- REQUIRED ACTION -
Please reproduce the data in its entirety, word for word.

- EXERCISE DATA -
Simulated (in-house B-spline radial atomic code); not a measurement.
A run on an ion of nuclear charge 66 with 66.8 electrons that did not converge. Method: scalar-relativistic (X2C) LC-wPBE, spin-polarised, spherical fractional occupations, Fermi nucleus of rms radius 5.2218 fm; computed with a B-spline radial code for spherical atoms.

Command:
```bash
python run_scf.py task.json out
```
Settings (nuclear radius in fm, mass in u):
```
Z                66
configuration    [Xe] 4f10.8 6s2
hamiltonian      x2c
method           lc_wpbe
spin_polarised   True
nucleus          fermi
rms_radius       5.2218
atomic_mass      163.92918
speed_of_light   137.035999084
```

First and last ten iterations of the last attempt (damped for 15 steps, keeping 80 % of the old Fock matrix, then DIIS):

- ANSWER SPACE -
Simulated (in-house B-spline radial atomic code); not a measurement.
A run on an ion of nuclear charge 66 with 66.8 electrons that did not converge. Method: scalar-relativistic (X2C) LC-wPBE, spin-polarised, spherical fractional occupations, Fermi nucleus of rms radius 5.2218 fm; computed with a B-spline radial code for spherical atoms.

Command:
```bash
python run_scf.py task.json out
```
Settings (nuclear radius in fm, mass in u):
```
Z                66
configuration    [Xe] 4f10.8 6s2
hamiltonian      x2c
method           lc_wpbe
spin_polarised   True
nucleus          fermi
rms_radius       5.2218
atomic_mass      163.92918
speed_of_light   137.035999084
```

First and last ten iterations of the last attempt (damped for 15 steps, keeping 80 % of the old Fock matrix, then DIIS):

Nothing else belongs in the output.